**Given information**
—————
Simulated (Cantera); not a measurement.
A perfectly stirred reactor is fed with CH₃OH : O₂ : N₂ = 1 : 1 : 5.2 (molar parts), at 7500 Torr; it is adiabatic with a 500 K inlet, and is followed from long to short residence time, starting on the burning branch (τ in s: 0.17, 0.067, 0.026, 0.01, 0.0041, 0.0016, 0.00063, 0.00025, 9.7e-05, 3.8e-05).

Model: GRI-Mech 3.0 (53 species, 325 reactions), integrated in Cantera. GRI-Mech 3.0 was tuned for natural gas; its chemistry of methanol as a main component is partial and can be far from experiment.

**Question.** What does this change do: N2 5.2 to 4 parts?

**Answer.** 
—————

**Exercise**
Reproduce every record above exactly as it appears.

**Response area**
Simulated (Cantera); not a measurement.
A perfectly stirred reactor is fed with CH₃OH : O₂ : N₂ = 1 : 1 : 5.2 (molar parts), at 7500 Torr; it is adiabatic with a 500 K inlet, and is followed from long to short residence time, starting on the burning branch (τ in s: 0.17, 0.067, 0.026, 0.01, 0.0041, 0.0016, 0.00063, 0.00025, 9.7e-05, 3.8e-05).

Model: GRI-Mech 3.0 (53 species, 325 reactions), integrated in Cantera. GRI-Mech 3.0 was tuned for natural gas; its chemistry of methanol as a main component is partial and can be far from experiment.

**Question.** What does this change do: N2 5.2 to 4 parts?

**Answer.** 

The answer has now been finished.